Assignment: An exact transcription of the lines below, from the first through the one containing "Ansatz 0.2.0 |", is the only output wanted.

Data provided:
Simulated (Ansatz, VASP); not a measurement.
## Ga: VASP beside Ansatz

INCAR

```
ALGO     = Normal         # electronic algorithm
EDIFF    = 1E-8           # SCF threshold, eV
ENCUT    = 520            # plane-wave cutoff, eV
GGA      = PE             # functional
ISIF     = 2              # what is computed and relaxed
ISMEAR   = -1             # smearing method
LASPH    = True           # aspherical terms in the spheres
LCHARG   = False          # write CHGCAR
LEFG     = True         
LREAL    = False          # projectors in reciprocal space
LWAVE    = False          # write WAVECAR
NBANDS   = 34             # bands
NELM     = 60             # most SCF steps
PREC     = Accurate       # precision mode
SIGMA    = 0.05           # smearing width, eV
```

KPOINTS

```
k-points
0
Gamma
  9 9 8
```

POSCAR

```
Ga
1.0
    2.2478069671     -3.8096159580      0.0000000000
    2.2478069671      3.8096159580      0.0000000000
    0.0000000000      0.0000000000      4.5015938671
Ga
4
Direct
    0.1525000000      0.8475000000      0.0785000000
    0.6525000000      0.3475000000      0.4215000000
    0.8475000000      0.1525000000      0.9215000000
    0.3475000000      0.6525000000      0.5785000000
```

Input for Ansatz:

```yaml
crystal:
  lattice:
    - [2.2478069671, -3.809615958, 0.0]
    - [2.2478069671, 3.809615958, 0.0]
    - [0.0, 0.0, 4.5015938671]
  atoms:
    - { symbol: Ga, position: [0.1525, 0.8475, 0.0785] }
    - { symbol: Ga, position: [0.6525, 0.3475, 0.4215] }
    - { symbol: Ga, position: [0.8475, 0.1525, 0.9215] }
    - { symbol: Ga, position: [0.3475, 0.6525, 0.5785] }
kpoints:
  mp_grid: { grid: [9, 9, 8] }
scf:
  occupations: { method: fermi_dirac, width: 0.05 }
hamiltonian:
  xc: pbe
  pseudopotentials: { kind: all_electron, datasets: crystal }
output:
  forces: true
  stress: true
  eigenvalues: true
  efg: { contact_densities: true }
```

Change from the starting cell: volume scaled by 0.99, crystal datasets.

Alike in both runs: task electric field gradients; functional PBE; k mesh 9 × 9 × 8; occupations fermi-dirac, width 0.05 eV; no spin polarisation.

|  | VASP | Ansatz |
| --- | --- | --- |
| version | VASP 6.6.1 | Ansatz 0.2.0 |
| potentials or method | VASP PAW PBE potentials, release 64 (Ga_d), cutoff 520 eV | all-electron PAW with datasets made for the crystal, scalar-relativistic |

Task answer:
Simulated (Ansatz, VASP); not a measurement.
## Ga: VASP beside Ansatz

INCAR

```
ALGO     = Normal         # electronic algorithm
EDIFF    = 1E-8           # SCF threshold, eV
ENCUT    = 520            # plane-wave cutoff, eV
GGA      = PE             # functional
ISIF     = 2              # what is computed and relaxed
ISMEAR   = -1             # smearing method
LASPH    = True           # aspherical terms in the spheres
LCHARG   = False          # write CHGCAR
LEFG     = True         
LREAL    = False          # projectors in reciprocal space
LWAVE    = False          # write WAVECAR
NBANDS   = 34             # bands
NELM     = 60             # most SCF steps
PREC     = Accurate       # precision mode
SIGMA    = 0.05           # smearing width, eV
```

KPOINTS

```
k-points
0
Gamma
  9 9 8
```

POSCAR

```
Ga
1.0
    2.2478069671     -3.8096159580      0.0000000000
    2.2478069671      3.8096159580      0.0000000000
    0.0000000000      0.0000000000      4.5015938671
Ga
4
Direct
    0.1525000000      0.8475000000      0.0785000000
    0.6525000000      0.3475000000      0.4215000000
    0.8475000000      0.1525000000      0.9215000000
    0.3475000000      0.6525000000      0.5785000000
```

Input for Ansatz:

```yaml
crystal:
  lattice:
    - [2.2478069671, -3.809615958, 0.0]
    - [2.2478069671, 3.809615958, 0.0]
    - [0.0, 0.0, 4.5015938671]
  atoms:
    - { symbol: Ga, position: [0.1525, 0.8475, 0.0785] }
    - { symbol: Ga, position: [0.6525, 0.3475, 0.4215] }
    - { symbol: Ga, position: [0.8475, 0.1525, 0.9215] }
    - { symbol: Ga, position: [0.3475, 0.6525, 0.5785] }
kpoints:
  mp_grid: { grid: [9, 9, 8] }
scf:
  occupations: { method: fermi_dirac, width: 0.05 }
hamiltonian:
  xc: pbe
  pseudopotentials: { kind: all_electron, datasets: crystal }
output:
  forces: true
  stress: true
  eigenvalues: true
  efg: { contact_densities: true }
```

Change from the starting cell: volume scaled by 0.99, crystal datasets.

Alike in both runs: task electric field gradients; functional PBE; k mesh 9 × 9 × 8; occupations fermi-dirac, width 0.05 eV; no spin polarisation.

|  | VASP | Ansatz |
| --- | --- | --- |
| version | VASP 6.6.1 | Ansatz 0.2.0 |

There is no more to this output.